**Work instruction:** Below is a listing; restate from it, character for character, the lines beginning at the line holding "V(NH)F3, F3HNV, point group C3v." and ending at the line holding "(2) And the", both included.

★ ★ ★ ★
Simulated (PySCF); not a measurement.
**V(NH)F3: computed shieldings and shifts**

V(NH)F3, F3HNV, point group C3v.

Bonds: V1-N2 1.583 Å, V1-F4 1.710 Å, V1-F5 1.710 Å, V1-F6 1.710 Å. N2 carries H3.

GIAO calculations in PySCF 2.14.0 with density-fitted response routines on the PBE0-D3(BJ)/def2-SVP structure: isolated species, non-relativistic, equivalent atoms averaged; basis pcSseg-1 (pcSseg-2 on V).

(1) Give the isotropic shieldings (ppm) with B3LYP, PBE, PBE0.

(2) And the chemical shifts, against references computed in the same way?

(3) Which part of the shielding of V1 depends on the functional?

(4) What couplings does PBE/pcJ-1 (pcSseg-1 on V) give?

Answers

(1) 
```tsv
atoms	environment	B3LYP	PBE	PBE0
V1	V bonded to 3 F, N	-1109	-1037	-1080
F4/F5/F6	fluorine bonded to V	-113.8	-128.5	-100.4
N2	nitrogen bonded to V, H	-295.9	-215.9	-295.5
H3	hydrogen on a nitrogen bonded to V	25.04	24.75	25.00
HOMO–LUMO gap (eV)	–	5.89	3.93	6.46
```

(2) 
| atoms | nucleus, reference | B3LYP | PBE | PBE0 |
★ ★ ★ ★

**Exercise output:**
V(NH)F3, F3HNV, point group C3v.

Bonds: V1-N2 1.583 Å, V1-F4 1.710 Å, V1-F5 1.710 Å, V1-F6 1.710 Å. N2 carries H3.

GIAO calculations in PySCF 2.14.0 with density-fitted response routines on the PBE0-D3(BJ)/def2-SVP structure: isolated species, non-relativistic, equivalent atoms averaged; basis pcSseg-1 (pcSseg-2 on V).

(1) Give the isotropic shieldings (ppm) with B3LYP, PBE, PBE0.

(2) And the chemical shifts, against references computed in the same way?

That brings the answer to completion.